Work item: Can the data below be set down again exactly, line for line?

_ _ _ _ _
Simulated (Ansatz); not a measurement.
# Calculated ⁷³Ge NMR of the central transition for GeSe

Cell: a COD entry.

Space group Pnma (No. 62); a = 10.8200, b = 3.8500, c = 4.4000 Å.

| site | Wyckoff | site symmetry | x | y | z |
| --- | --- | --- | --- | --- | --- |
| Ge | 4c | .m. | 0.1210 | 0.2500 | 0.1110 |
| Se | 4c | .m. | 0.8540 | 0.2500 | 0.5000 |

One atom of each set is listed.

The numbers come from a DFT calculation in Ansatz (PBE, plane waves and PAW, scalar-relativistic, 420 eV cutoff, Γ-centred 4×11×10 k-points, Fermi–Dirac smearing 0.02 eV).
_ _ _ _ _

Task output:
Simulated (Ansatz); not a measurement.
# Calculated ⁷³Ge NMR of the central transition for GeSe

Cell: a COD entry.

Space group Pnma (No. 62); a = 10.8200, b = 3.8500, c = 4.4000 Å.

| site | Wyckoff | site symmetry | x | y | z |
| --- | --- | --- | --- | --- | --- |
| Ge | 4c | .m. | 0.1210 | 0.2500 | 0.1110 |
| Se | 4c | .m. | 0.8540 | 0.2500 | 0.5000 |

One atom of each set is listed.

The numbers come from a DFT calculation in Ansatz (PBE, plane waves and PAW, scalar-relativistic, 420 eV cutoff, Γ-centred 4×11×10 k-points, Fermi–Dirac smearing 0.02 eV).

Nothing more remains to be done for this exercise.